Activity:
Starting at the first line of the records below, transcribe each line exactly, ending with the line that contains "strained, atoms displaced)".

::: Study material

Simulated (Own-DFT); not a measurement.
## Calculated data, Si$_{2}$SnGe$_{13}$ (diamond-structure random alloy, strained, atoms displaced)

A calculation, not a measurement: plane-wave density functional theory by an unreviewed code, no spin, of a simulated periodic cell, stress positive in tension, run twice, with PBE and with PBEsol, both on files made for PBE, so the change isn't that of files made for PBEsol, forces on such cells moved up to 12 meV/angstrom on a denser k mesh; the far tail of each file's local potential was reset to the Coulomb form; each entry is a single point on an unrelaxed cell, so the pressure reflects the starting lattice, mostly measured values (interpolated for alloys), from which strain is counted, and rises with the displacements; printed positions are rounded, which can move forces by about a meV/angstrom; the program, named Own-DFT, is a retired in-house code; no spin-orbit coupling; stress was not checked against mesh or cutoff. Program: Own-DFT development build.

::::::

Exercise response:
Simulated (Own-DFT); not a measurement.
## Calculated data, Si$_{2}$SnGe$_{13}$ (diamond-structure random alloy, strained, atoms displaced)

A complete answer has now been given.